⁂
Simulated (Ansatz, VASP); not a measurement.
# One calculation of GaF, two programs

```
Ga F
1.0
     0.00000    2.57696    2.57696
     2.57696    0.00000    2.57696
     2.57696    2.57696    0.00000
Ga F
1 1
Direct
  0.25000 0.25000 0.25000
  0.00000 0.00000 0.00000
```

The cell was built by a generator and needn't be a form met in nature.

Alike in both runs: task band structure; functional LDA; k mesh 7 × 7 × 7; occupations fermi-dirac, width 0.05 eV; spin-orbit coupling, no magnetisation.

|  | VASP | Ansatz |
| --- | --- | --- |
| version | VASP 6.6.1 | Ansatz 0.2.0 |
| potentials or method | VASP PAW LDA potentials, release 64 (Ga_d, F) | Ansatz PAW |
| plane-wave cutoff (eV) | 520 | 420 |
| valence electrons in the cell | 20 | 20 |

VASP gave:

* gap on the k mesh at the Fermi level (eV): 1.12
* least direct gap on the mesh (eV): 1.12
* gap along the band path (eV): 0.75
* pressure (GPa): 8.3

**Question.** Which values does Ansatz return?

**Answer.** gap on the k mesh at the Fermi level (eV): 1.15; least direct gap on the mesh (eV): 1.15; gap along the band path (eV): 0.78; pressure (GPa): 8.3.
⁂

§ **Requirement**:
Everything in the listing should be transcribed exactly.

§ **Answer area**:
Simulated (Ansatz, VASP); not a measurement.
# One calculation of GaF, two programs

```
Ga F
1.0
     0.00000    2.57696    2.57696
     2.57696    0.00000    2.57696
     2.57696    2.57696    0.00000
Ga F
1 1
Direct
  0.25000 0.25000 0.25000
  0.00000 0.00000 0.00000
```

The cell was built by a generator and needn't be a form met in nature.

Alike in both runs: task band structure; functional LDA; k mesh 7 × 7 × 7; occupations fermi-dirac, width 0.05 eV; spin-orbit coupling, no magnetisation.

|  | VASP | Ansatz |
| --- | --- | --- |
| version | VASP 6.6.1 | Ansatz 0.2.0 |
| potentials or method | VASP PAW LDA potentials, release 64 (Ga_d, F) | Ansatz PAW |
| plane-wave cutoff (eV) | 520 | 420 |
| valence electrons in the cell | 20 | 20 |

VASP gave:

* gap on the k mesh at the Fermi level (eV): 1.12
* least direct gap on the mesh (eV): 1.12
* gap along the band path (eV): 0.75
* pressure (GPa): 8.3

**Question.** Which values does Ansatz return?

**Answer.** gap on the k mesh at the Fermi level (eV): 1.15; least direct gap on the mesh (eV): 1.15; gap along the band path (eV): 0.78; pressure (GPa): 8.3.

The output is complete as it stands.